——————

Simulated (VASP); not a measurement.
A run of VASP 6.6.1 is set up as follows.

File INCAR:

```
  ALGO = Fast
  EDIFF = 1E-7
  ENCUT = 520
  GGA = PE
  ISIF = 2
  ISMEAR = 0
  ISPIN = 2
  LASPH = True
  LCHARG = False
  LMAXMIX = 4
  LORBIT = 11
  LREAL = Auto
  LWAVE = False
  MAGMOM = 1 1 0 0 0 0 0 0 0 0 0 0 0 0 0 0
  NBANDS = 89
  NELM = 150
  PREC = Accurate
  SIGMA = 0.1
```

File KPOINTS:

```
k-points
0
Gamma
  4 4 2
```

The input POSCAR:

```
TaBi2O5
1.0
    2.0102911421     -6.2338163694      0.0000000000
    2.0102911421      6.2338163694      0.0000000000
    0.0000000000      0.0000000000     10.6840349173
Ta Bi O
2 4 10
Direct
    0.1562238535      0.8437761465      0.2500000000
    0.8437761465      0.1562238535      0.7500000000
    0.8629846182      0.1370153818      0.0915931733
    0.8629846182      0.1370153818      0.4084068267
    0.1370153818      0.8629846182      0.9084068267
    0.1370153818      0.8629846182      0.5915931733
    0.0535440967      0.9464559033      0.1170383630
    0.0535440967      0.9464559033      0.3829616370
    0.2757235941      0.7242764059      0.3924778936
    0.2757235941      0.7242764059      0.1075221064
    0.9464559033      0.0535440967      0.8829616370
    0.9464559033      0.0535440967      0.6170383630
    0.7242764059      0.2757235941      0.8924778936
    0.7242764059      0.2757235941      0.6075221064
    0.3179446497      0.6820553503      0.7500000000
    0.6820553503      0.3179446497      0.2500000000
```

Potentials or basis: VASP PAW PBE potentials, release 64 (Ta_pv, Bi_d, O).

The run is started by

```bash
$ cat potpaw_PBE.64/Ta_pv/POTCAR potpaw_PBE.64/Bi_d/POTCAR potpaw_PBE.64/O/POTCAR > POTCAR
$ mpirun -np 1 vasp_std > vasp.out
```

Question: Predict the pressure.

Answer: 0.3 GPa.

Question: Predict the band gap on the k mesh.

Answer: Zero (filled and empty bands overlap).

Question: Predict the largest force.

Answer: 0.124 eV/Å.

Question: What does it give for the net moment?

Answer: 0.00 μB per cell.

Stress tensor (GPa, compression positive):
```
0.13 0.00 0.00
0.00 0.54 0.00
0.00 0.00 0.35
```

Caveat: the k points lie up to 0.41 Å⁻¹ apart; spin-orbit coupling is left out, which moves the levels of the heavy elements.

——————

Work item
Please transcribe, exactly and with nothing added, the lines from the first line of the material above through the line that contains "Question: Predict the band gap on the k mesh.".

Answer section
Simulated (VASP); not a measurement.
A run of VASP 6.6.1 is set up as follows.

File INCAR:

```
  ALGO = Fast
  EDIFF = 1E-7
  ENCUT = 520
  GGA = PE
  ISIF = 2
  ISMEAR = 0
  ISPIN = 2
  LASPH = True
  LCHARG = False
  LMAXMIX = 4
  LORBIT = 11
  LREAL = Auto
  LWAVE = False
  MAGMOM = 1 1 0 0 0 0 0 0 0 0 0 0 0 0 0 0
  NBANDS = 89
  NELM = 150
  PREC = Accurate
  SIGMA = 0.1
```

File KPOINTS:

```
k-points
0
Gamma
  4 4 2
```

The input POSCAR:

```
TaBi2O5
1.0
    2.0102911421     -6.2338163694      0.0000000000
    2.0102911421      6.2338163694      0.0000000000
    0.0000000000      0.0000000000     10.6840349173
Ta Bi O
2 4 10
Direct
    0.1562238535      0.8437761465      0.2500000000
    0.8437761465      0.1562238535      0.7500000000
    0.8629846182      0.1370153818      0.0915931733
    0.8629846182      0.1370153818      0.4084068267
    0.1370153818      0.8629846182      0.9084068267
    0.1370153818      0.8629846182      0.5915931733
    0.0535440967      0.9464559033      0.1170383630
    0.0535440967      0.9464559033      0.3829616370
    0.2757235941      0.7242764059      0.3924778936
    0.2757235941      0.7242764059      0.1075221064
    0.9464559033      0.0535440967      0.8829616370
    0.9464559033      0.0535440967      0.6170383630
    0.7242764059      0.2757235941      0.8924778936
    0.7242764059      0.2757235941      0.6075221064
    0.3179446497      0.6820553503      0.7500000000
    0.6820553503      0.3179446497      0.2500000000
```

Potentials or basis: VASP PAW PBE potentials, release 64 (Ta_pv, Bi_d, O).

The run is started by

```bash
$ cat potpaw_PBE.64/Ta_pv/POTCAR potpaw_PBE.64/Bi_d/POTCAR potpaw_PBE.64/O/POTCAR > POTCAR
$ mpirun -np 1 vasp_std > vasp.out
```

Question: Predict the pressure.

Answer: 0.3 GPa.

Question: Predict the band gap on the k mesh.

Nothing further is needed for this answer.